--- Given information Enclosed Below ---

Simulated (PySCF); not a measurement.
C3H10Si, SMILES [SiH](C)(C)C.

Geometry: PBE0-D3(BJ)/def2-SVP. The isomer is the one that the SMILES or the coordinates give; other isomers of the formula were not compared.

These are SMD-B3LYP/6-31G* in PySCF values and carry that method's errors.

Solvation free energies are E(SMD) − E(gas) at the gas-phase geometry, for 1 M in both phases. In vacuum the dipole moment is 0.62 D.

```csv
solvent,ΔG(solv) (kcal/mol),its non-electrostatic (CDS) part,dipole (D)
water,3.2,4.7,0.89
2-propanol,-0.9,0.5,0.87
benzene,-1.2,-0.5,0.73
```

--- End of Enclosed Given information ---

■ Work instruction
Repeat each record word for word.

■ Answer space
Simulated (PySCF); not a measurement.
C3H10Si, SMILES [SiH](C)(C)C.

Geometry: PBE0-D3(BJ)/def2-SVP. The isomer is the one that the SMILES or the coordinates give; other isomers of the formula were not compared.

These are SMD-B3LYP/6-31G* in PySCF values and carry that method's errors.

Solvation free energies are E(SMD) − E(gas) at the gas-phase geometry, for 1 M in both phases. In vacuum the dipole moment is 0.62 D.

```csv
solvent,ΔG(solv) (kcal/mol),its non-electrostatic (CDS) part,dipole (D)
water,3.2,4.7,0.89
2-propanol,-0.9,0.5,0.87
benzene,-1.2,-0.5,0.73
```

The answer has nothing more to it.